··· Data ···
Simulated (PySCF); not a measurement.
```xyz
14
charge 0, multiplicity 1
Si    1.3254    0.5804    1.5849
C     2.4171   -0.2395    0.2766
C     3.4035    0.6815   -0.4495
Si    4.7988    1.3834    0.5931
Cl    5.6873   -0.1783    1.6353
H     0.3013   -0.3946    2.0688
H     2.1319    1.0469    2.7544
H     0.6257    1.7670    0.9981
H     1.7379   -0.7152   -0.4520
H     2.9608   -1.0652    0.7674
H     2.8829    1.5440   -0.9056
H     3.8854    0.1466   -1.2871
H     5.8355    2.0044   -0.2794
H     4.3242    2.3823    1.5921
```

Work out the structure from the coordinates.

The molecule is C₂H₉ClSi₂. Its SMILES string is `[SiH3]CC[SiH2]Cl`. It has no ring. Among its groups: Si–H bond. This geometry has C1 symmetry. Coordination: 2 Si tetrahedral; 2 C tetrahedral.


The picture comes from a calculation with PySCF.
···

Assignment: Take exactly the lines from the one containing "Work out the structure from the coordinates." through the one containing "The molecule is" in the data above, and output them with nothing added.

Exercise output:
Work out the structure from the coordinates.

The molecule is C₂H₉ClSi₂. Its SMILES string is `[SiH3]CC[SiH2]Cl`. It has no ring. Among its groups: Si–H bond. This geometry has C1 symmetry. Coordination: 2 Si tetrahedral; 2 C tetrahedral.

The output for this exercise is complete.